* _ACTION ITEM_: Return the lines from the start of the data through the line with "Q: What does". Include both of those lines and no others.

* _DATA RECORDS_:
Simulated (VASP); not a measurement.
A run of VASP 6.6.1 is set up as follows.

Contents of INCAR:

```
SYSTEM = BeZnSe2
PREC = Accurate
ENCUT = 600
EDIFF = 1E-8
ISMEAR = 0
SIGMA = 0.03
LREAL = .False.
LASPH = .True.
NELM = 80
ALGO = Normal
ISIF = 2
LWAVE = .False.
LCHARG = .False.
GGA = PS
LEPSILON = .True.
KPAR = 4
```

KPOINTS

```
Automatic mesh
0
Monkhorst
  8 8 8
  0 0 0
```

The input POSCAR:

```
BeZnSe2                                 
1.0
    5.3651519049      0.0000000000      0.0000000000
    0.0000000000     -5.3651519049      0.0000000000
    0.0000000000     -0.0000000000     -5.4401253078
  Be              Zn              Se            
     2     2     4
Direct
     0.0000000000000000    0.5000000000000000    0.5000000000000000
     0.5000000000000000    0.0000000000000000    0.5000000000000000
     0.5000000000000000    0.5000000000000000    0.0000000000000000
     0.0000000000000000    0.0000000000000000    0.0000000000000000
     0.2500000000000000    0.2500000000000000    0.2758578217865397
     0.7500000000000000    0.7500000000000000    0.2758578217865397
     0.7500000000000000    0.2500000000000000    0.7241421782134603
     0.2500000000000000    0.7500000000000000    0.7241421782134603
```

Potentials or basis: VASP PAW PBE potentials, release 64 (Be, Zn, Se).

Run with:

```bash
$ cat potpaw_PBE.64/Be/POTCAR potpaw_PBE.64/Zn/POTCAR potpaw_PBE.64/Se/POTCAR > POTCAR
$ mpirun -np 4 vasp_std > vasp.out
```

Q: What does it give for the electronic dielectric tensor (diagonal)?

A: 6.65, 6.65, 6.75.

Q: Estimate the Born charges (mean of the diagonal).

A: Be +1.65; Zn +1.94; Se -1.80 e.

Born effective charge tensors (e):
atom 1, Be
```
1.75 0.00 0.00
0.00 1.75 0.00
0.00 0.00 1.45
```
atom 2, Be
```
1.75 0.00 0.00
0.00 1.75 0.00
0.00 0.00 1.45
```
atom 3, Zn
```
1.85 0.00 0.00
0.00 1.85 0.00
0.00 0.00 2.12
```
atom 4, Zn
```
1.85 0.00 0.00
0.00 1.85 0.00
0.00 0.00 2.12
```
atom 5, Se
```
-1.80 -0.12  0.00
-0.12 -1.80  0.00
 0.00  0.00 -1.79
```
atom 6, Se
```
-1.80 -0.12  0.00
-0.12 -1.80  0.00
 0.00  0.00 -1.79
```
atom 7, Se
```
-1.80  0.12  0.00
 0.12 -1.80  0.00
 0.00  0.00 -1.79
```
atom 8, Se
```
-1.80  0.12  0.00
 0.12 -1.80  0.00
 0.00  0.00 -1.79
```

* _EXPECTED ANSWER_:
Simulated (VASP); not a measurement.
A run of VASP 6.6.1 is set up as follows.

Contents of INCAR:

```
SYSTEM = BeZnSe2
PREC = Accurate
ENCUT = 600
EDIFF = 1E-8
ISMEAR = 0
SIGMA = 0.03
LREAL = .False.
LASPH = .True.
NELM = 80
ALGO = Normal
ISIF = 2
LWAVE = .False.
LCHARG = .False.
GGA = PS
LEPSILON = .True.
KPAR = 4
```

KPOINTS

```
Automatic mesh
0
Monkhorst
  8 8 8
  0 0 0
```

The input POSCAR:

```
BeZnSe2                                 
1.0
    5.3651519049      0.0000000000      0.0000000000
    0.0000000000     -5.3651519049      0.0000000000
    0.0000000000     -0.0000000000     -5.4401253078
  Be              Zn              Se            
     2     2     4
Direct
     0.0000000000000000    0.5000000000000000    0.5000000000000000
     0.5000000000000000    0.0000000000000000    0.5000000000000000
     0.5000000000000000    0.5000000000000000    0.0000000000000000
     0.0000000000000000    0.0000000000000000    0.0000000000000000
     0.2500000000000000    0.2500000000000000    0.2758578217865397
     0.7500000000000000    0.7500000000000000    0.2758578217865397
     0.7500000000000000    0.2500000000000000    0.7241421782134603
     0.2500000000000000    0.7500000000000000    0.7241421782134603
```

Potentials or basis: VASP PAW PBE potentials, release 64 (Be, Zn, Se).

Run with:

```bash
$ cat potpaw_PBE.64/Be/POTCAR potpaw_PBE.64/Zn/POTCAR potpaw_PBE.64/Se/POTCAR > POTCAR
$ mpirun -np 4 vasp_std > vasp.out
```

Q: What does it give for the electronic dielectric tensor (diagonal)?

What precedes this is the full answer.